■ **Assigned task**
Starting at the top of the entries, restate word for word each line up to and including the one with "-1.0 | 0.01 |".

═════ Provided material

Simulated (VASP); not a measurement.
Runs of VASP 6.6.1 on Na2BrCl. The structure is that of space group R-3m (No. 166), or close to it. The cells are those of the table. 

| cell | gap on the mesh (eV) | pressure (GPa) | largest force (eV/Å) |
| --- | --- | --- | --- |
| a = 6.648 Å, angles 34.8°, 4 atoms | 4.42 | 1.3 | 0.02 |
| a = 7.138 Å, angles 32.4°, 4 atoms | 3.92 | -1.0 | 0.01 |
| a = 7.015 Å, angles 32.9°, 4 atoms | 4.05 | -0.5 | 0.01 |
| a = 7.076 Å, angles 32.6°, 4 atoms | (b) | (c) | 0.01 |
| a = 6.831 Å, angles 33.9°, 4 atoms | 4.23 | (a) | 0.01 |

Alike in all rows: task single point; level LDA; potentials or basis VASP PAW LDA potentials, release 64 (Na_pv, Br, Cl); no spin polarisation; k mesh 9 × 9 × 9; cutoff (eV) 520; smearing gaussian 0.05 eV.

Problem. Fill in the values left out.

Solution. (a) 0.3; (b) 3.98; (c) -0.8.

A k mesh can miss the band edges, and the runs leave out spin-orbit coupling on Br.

══════════

■ **Exercise response**
Simulated (VASP); not a measurement.
Runs of VASP 6.6.1 on Na2BrCl. The structure is that of space group R-3m (No. 166), or close to it. The cells are those of the table. 

| cell | gap on the mesh (eV) | pressure (GPa) | largest force (eV/Å) |
| --- | --- | --- | --- |
| a = 6.648 Å, angles 34.8°, 4 atoms | 4.42 | 1.3 | 0.02 |
| a = 7.138 Å, angles 32.4°, 4 atoms | 3.92 | -1.0 | 0.01 |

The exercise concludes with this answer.